(Source information)

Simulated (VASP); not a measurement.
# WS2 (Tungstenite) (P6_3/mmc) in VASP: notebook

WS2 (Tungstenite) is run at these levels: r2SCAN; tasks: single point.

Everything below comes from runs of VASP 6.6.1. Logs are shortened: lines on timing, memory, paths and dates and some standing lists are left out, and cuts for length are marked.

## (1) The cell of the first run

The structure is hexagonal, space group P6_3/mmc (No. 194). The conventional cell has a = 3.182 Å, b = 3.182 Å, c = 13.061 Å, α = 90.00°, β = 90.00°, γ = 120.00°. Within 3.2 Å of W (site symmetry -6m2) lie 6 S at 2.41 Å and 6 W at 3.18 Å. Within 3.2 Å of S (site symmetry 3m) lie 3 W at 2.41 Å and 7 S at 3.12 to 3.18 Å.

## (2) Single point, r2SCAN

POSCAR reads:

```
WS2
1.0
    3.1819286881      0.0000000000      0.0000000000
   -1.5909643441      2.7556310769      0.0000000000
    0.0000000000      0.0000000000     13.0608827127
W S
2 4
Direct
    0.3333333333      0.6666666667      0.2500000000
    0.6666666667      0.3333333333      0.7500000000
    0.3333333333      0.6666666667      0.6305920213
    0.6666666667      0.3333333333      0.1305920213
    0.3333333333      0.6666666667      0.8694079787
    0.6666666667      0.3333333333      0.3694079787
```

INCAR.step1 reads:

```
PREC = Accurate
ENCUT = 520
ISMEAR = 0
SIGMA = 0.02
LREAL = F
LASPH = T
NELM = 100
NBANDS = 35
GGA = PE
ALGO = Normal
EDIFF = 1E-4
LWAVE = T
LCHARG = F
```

(End Source information)

● Work item:
Repeat the listing above exactly. Add nothing.

● Solution:
Simulated (VASP); not a measurement.
# WS2 (Tungstenite) (P6_3/mmc) in VASP: notebook

WS2 (Tungstenite) is run at these levels: r2SCAN; tasks: single point.

Everything below comes from runs of VASP 6.6.1. Logs are shortened: lines on timing, memory, paths and dates and some standing lists are left out, and cuts for length are marked.

## (1) The cell of the first run

The structure is hexagonal, space group P6_3/mmc (No. 194). The conventional cell has a = 3.182 Å, b = 3.182 Å, c = 13.061 Å, α = 90.00°, β = 90.00°, γ = 120.00°. Within 3.2 Å of W (site symmetry -6m2) lie 6 S at 2.41 Å and 6 W at 3.18 Å. Within 3.2 Å of S (site symmetry 3m) lie 3 W at 2.41 Å and 7 S at 3.12 to 3.18 Å.

## (2) Single point, r2SCAN

POSCAR reads:

```
WS2
1.0
    3.1819286881      0.0000000000      0.0000000000
   -1.5909643441      2.7556310769      0.0000000000
    0.0000000000      0.0000000000     13.0608827127
W S
2 4
Direct
    0.3333333333      0.6666666667      0.2500000000
    0.6666666667      0.3333333333      0.7500000000
    0.3333333333      0.6666666667      0.6305920213
    0.6666666667      0.3333333333      0.1305920213
    0.3333333333      0.6666666667      0.8694079787
    0.6666666667      0.3333333333      0.3694079787
```

INCAR.step1 reads:

```
PREC = Accurate
ENCUT = 520
ISMEAR = 0
SIGMA = 0.02
LREAL = F
LASPH = T
NELM = 100
NBANDS = 35
GGA = PE
ALGO = Normal
EDIFF = 1E-4
LWAVE = T
LCHARG = F
```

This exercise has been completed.